____ DATA SHOWN

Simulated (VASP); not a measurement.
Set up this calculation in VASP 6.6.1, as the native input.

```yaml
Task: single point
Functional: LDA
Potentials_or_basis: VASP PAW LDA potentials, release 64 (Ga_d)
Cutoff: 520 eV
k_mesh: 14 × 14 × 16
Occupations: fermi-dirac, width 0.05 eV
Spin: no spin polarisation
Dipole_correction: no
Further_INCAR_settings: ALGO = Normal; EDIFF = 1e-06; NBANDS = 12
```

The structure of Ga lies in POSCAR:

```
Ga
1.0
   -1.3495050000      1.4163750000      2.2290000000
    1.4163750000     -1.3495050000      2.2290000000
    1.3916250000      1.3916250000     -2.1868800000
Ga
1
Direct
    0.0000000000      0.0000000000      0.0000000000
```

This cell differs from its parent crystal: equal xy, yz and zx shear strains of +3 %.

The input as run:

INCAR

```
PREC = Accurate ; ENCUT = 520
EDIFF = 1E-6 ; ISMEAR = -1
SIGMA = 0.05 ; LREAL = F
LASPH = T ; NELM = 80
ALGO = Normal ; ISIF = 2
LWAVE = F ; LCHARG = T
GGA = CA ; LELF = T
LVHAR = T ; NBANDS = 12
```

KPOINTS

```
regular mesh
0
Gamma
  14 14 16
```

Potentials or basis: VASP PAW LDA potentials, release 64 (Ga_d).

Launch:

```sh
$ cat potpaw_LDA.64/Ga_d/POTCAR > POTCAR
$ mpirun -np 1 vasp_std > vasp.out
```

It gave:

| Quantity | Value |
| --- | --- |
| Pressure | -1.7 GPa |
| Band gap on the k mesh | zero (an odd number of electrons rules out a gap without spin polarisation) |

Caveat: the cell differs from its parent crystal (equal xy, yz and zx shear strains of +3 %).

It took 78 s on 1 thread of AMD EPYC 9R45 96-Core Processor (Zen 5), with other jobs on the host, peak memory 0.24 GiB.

________

EXERCISE
Once the line containing "Caveat: the cell" has been written out, please stop; every line before it, back to the first line of the records above, should be given exactly.

ANSWER BOX
Simulated (VASP); not a measurement.
Set up this calculation in VASP 6.6.1, as the native input.

```yaml
Task: single point
Functional: LDA
Potentials_or_basis: VASP PAW LDA potentials, release 64 (Ga_d)
Cutoff: 520 eV
k_mesh: 14 × 14 × 16
Occupations: fermi-dirac, width 0.05 eV
Spin: no spin polarisation
Dipole_correction: no
Further_INCAR_settings: ALGO = Normal; EDIFF = 1e-06; NBANDS = 12
```

The structure of Ga lies in POSCAR:

```
Ga
1.0
   -1.3495050000      1.4163750000      2.2290000000
    1.4163750000     -1.3495050000      2.2290000000
    1.3916250000      1.3916250000     -2.1868800000
Ga
1
Direct
    0.0000000000      0.0000000000      0.0000000000
```

This cell differs from its parent crystal: equal xy, yz and zx shear strains of +3 %.

The input as run:

INCAR

```
PREC = Accurate ; ENCUT = 520
EDIFF = 1E-6 ; ISMEAR = -1
SIGMA = 0.05 ; LREAL = F
LASPH = T ; NELM = 80
ALGO = Normal ; ISIF = 2
LWAVE = F ; LCHARG = T
GGA = CA ; LELF = T
LVHAR = T ; NBANDS = 12
```

KPOINTS

```
regular mesh
0
Gamma
  14 14 16
```

Potentials or basis: VASP PAW LDA potentials, release 64 (Ga_d).

Launch:

```sh
$ cat potpaw_LDA.64/Ga_d/POTCAR > POTCAR
$ mpirun -np 1 vasp_std > vasp.out
```

It gave:

| Quantity | Value |
| --- | --- |
| Pressure | -1.7 GPa |
| Band gap on the k mesh | zero (an odd number of electrons rules out a gap without spin polarisation) |

Caveat: the cell differs from its parent crystal (equal xy, yz and zx shear strains of +3 %).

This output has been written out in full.